* [Requirement]: Can you quote, word for word, every line from the first line of the records below through the line containing "0.0 | -0.05 |", and nothing else?

====================
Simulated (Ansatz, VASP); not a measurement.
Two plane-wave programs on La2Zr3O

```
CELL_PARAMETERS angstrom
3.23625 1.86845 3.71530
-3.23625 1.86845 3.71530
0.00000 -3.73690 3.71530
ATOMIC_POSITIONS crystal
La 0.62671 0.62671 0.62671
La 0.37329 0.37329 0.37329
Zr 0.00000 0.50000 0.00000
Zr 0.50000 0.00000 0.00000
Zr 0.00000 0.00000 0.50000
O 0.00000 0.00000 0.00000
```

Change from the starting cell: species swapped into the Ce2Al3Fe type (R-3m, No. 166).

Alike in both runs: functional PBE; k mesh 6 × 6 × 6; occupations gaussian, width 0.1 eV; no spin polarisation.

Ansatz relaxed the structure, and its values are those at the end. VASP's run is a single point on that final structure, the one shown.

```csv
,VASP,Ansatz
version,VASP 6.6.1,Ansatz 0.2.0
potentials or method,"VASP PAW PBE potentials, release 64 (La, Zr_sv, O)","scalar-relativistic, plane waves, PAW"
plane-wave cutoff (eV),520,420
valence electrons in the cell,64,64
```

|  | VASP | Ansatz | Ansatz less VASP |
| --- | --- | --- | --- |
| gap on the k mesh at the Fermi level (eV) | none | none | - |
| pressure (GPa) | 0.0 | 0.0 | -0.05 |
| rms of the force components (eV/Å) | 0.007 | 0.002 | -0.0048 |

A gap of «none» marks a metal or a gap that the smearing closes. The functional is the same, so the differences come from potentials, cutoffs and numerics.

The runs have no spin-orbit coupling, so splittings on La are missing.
====================

* [Written answer]:
Simulated (Ansatz, VASP); not a measurement.
Two plane-wave programs on La2Zr3O

```
CELL_PARAMETERS angstrom
3.23625 1.86845 3.71530
-3.23625 1.86845 3.71530
0.00000 -3.73690 3.71530
ATOMIC_POSITIONS crystal
La 0.62671 0.62671 0.62671
La 0.37329 0.37329 0.37329
Zr 0.00000 0.50000 0.00000
Zr 0.50000 0.00000 0.00000
Zr 0.00000 0.00000 0.50000
O 0.00000 0.00000 0.00000
```

Change from the starting cell: species swapped into the Ce2Al3Fe type (R-3m, No. 166).

Alike in both runs: functional PBE; k mesh 6 × 6 × 6; occupations gaussian, width 0.1 eV; no spin polarisation.

Ansatz relaxed the structure, and its values are those at the end. VASP's run is a single point on that final structure, the one shown.

```csv
,VASP,Ansatz
version,VASP 6.6.1,Ansatz 0.2.0
potentials or method,"VASP PAW PBE potentials, release 64 (La, Zr_sv, O)","scalar-relativistic, plane waves, PAW"
plane-wave cutoff (eV),520,420
valence electrons in the cell,64,64
```

|  | VASP | Ansatz | Ansatz less VASP |
| --- | --- | --- | --- |
| gap on the k mesh at the Fermi level (eV) | none | none | - |
| pressure (GPa) | 0.0 | 0.0 | -0.05 |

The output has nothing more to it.